**Work item:**
Look through the listing below and write out exactly the lines from the line with "The task here" to the line with "Set-up of the", both included, and no others.

··· Input data ···

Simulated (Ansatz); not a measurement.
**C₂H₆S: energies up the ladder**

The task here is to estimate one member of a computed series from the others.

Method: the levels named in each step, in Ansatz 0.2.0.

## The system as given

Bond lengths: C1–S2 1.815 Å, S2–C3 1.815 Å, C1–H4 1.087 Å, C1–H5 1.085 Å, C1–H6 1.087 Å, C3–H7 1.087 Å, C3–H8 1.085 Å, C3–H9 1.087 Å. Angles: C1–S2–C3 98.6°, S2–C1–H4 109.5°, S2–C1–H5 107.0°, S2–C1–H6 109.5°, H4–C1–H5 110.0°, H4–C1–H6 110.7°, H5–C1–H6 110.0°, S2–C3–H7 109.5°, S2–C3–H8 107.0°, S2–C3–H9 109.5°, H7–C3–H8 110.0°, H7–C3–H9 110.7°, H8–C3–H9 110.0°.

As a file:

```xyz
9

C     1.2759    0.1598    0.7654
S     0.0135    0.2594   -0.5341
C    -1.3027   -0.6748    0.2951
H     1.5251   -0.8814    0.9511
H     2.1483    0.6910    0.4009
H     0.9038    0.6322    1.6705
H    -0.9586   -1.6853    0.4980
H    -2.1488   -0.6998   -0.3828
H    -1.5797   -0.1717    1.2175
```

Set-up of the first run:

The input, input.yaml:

···

**Task output:**
The task here is to estimate one member of a computed series from the others.

Method: the levels named in each step, in Ansatz 0.2.0.

## The system as given

Bond lengths: C1–S2 1.815 Å, S2–C3 1.815 Å, C1–H4 1.087 Å, C1–H5 1.085 Å, C1–H6 1.087 Å, C3–H7 1.087 Å, C3–H8 1.085 Å, C3–H9 1.087 Å. Angles: C1–S2–C3 98.6°, S2–C1–H4 109.5°, S2–C1–H5 107.0°, S2–C1–H6 109.5°, H4–C1–H5 110.0°, H4–C1–H6 110.7°, H5–C1–H6 110.0°, S2–C3–H7 109.5°, S2–C3–H8 107.0°, S2–C3–H9 109.5°, H7–C3–H8 110.0°, H7–C3–H9 110.7°, H8–C3–H9 110.0°.

As a file:

```xyz
9

C     1.2759    0.1598    0.7654
S     0.0135    0.2594   -0.5341
C    -1.3027   -0.6748    0.2951
H     1.5251   -0.8814    0.9511
H     2.1483    0.6910    0.4009
H     0.9038    0.6322    1.6705
H    -0.9586   -1.6853    0.4980
H    -2.1488   -0.6998   -0.3828
H    -1.5797   -0.1717    1.2175
```

Set-up of the first run:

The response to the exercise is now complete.